* Given information
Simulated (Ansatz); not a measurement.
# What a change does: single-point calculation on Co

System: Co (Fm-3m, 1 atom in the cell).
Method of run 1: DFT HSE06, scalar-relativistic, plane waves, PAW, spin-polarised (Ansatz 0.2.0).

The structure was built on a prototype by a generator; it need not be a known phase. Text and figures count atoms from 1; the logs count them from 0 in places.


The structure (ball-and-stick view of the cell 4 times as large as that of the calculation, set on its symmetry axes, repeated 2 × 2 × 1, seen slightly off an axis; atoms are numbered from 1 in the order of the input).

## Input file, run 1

* Required action
Output the listing above exactly as it appears.

* Task solution
Simulated (Ansatz); not a measurement.
# What a change does: single-point calculation on Co

System: Co (Fm-3m, 1 atom in the cell).
Method of run 1: DFT HSE06, scalar-relativistic, plane waves, PAW, spin-polarised (Ansatz 0.2.0).

The structure was built on a prototype by a generator; it need not be a known phase. Text and figures count atoms from 1; the logs count them from 0 in places.


The structure (ball-and-stick view of the cell 4 times as large as that of the calculation, set on its symmetry axes, repeated 2 × 2 × 1, seen slightly off an axis; atoms are numbered from 1 in the order of the input).

## Input file, run 1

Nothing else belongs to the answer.